* [Required action]: Below is a listing from which only part is wanted; return exactly the lines from the one with "Layer 1 from" up to and including the one with "Left contact: ohmic, minority".

* [Recorded information]:
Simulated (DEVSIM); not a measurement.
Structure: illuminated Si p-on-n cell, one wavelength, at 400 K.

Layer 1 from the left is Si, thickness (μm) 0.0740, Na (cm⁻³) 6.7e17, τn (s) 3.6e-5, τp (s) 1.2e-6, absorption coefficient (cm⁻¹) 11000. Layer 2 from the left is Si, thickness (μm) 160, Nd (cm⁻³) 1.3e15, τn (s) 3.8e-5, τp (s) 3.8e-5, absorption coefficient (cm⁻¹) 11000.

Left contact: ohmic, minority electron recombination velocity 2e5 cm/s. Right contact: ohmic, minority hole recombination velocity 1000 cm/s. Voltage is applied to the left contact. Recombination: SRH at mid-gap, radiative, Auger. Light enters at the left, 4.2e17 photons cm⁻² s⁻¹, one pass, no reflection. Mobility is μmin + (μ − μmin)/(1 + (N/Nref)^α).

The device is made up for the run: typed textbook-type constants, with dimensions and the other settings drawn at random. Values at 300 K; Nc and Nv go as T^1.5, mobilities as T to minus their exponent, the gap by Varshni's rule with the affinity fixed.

* [Reply]:
Layer 1 from the left is Si, thickness (μm) 0.0740, Na (cm⁻³) 6.7e17, τn (s) 3.6e-5, τp (s) 1.2e-6, absorption coefficient (cm⁻¹) 11000. Layer 2 from the left is Si, thickness (μm) 160, Nd (cm⁻³) 1.3e15, τn (s) 3.8e-5, τp (s) 3.8e-5, absorption coefficient (cm⁻¹) 11000.

Left contact: ohmic, minority electron recombination velocity 2e5 cm/s. Right contact: ohmic, minority hole recombination velocity 1000 cm/s. Voltage is applied to the left contact. Recombination: SRH at mid-gap, radiative, Auger. Light enters at the left, 4.2e17 photons cm⁻² s⁻¹, one pass, no reflection. Mobility is μmin + (μ − μmin)/(1 + (N/Nref)^α).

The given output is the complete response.